++++ Material supplied

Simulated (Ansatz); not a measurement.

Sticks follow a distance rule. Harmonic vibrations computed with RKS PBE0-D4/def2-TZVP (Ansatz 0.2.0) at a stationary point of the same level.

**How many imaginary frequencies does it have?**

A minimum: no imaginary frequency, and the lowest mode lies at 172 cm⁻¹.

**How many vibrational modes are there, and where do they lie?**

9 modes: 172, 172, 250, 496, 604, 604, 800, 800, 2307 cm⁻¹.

++++++++

(Work item)
Repeat back the material above verbatim, including every line.

(Exercise response)
Simulated (Ansatz); not a measurement.

Sticks follow a distance rule. Harmonic vibrations computed with RKS PBE0-D4/def2-TZVP (Ansatz 0.2.0) at a stationary point of the same level.

**How many imaginary frequencies does it have?**

A minimum: no imaginary frequency, and the lowest mode lies at 172 cm⁻¹.

**How many vibrational modes are there, and where do they lie?**

9 modes: 172, 172, 250, 496, 604, 604, 800, 800, 2307 cm⁻¹.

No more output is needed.